EXCERPTED DATA:
###
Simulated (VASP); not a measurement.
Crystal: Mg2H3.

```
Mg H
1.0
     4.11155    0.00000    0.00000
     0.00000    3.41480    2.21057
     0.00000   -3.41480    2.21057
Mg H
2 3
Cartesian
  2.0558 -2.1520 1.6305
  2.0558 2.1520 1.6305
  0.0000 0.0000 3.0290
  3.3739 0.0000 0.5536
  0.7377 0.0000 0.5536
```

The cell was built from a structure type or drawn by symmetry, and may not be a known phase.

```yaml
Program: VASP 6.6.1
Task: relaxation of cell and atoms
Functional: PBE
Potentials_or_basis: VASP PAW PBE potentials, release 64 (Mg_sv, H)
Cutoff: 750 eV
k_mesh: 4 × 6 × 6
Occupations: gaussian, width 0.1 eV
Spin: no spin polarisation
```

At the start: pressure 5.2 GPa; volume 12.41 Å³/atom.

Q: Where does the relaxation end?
###

WORK ORDER:
The answer must be every entry, reproduced exactly.

RESULT:
Simulated (VASP); not a measurement.
Crystal: Mg2H3.

```
Mg H
1.0
     4.11155    0.00000    0.00000
     0.00000    3.41480    2.21057
     0.00000   -3.41480    2.21057
Mg H
2 3
Cartesian
  2.0558 -2.1520 1.6305
  2.0558 2.1520 1.6305
  0.0000 0.0000 3.0290
  3.3739 0.0000 0.5536
  0.7377 0.0000 0.5536
```

The cell was built from a structure type or drawn by symmetry, and may not be a known phase.

```yaml
Program: VASP 6.6.1
Task: relaxation of cell and atoms
Functional: PBE
Potentials_or_basis: VASP PAW PBE potentials, release 64 (Mg_sv, H)
Cutoff: 750 eV
k_mesh: 4 × 6 × 6
Occupations: gaussian, width 0.1 eV
Spin: no spin polarisation
```

At the start: pressure 5.2 GPa; volume 12.41 Å³/atom.

Q: Where does the relaxation end?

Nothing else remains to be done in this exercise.